— Work task —
Copy the records below without altering a single word.

— Data extracts —
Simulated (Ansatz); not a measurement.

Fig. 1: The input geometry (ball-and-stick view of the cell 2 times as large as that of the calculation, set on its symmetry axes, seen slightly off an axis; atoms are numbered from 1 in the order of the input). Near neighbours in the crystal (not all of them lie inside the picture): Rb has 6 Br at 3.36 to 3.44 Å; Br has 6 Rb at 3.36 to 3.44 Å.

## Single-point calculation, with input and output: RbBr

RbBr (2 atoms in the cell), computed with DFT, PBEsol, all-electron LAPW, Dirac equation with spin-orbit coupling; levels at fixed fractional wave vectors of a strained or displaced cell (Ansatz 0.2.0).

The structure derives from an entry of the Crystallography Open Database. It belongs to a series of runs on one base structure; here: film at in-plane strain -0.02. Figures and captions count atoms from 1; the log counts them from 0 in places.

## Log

— Answer area —
Simulated (Ansatz); not a measurement.

Fig. 1: The input geometry (ball-and-stick view of the cell 2 times as large as that of the calculation, set on its symmetry axes, seen slightly off an axis; atoms are numbered from 1 in the order of the input). Near neighbours in the crystal (not all of them lie inside the picture): Rb has 6 Br at 3.36 to 3.44 Å; Br has 6 Rb at 3.36 to 3.44 Å.

## Single-point calculation, with input and output: RbBr

RbBr (2 atoms in the cell), computed with DFT, PBEsol, all-electron LAPW, Dirac equation with spin-orbit coupling; levels at fixed fractional wave vectors of a strained or displaced cell (Ansatz 0.2.0).

The structure derives from an entry of the Crystallography Open Database. It belongs to a series of runs on one base structure; here: film at in-plane strain -0.02. Figures and captions count atoms from 1; the log counts them from 0 in places.

## Log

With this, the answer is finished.